- **DATASET RECORDS**:
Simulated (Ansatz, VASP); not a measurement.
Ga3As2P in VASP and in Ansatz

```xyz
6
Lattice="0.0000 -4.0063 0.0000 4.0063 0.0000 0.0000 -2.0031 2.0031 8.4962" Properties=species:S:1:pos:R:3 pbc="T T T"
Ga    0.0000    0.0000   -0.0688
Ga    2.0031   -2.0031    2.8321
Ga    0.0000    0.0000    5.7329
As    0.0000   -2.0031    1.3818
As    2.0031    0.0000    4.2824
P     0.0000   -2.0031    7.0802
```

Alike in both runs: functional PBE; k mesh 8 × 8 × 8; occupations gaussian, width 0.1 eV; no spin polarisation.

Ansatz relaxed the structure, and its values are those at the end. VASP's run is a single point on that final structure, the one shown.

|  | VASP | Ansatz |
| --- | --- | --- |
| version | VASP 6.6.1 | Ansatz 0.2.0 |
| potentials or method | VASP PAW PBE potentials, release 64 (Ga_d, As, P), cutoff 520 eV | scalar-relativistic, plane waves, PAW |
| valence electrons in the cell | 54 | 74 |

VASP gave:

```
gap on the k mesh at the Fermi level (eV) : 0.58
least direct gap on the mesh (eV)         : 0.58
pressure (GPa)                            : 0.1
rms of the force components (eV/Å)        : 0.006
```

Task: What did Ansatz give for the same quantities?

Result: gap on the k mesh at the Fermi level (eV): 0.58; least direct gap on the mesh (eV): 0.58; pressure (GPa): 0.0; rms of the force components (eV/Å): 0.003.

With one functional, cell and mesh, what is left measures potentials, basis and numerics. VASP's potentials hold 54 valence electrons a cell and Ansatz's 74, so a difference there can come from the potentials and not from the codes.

- **ACTIVITY**: Return exactly the lines above from the line that has "waves, PAW |" through the line that has "Result: gap on", inclusive, and nothing else.

- **EXERCISE OUTPUT**:
| potentials or method | VASP PAW PBE potentials, release 64 (Ga_d, As, P), cutoff 520 eV | scalar-relativistic, plane waves, PAW |
| valence electrons in the cell | 54 | 74 |

VASP gave:

```
gap on the k mesh at the Fermi level (eV) : 0.58
least direct gap on the mesh (eV)         : 0.58
pressure (GPa)                            : 0.1
rms of the force components (eV/Å)        : 0.006
```

Task: What did Ansatz give for the same quantities?

Result: gap on the k mesh at the Fermi level (eV): 0.58; least direct gap on the mesh (eV): 0.58; pressure (GPa): 0.0; rms of the force components (eV/Å): 0.003.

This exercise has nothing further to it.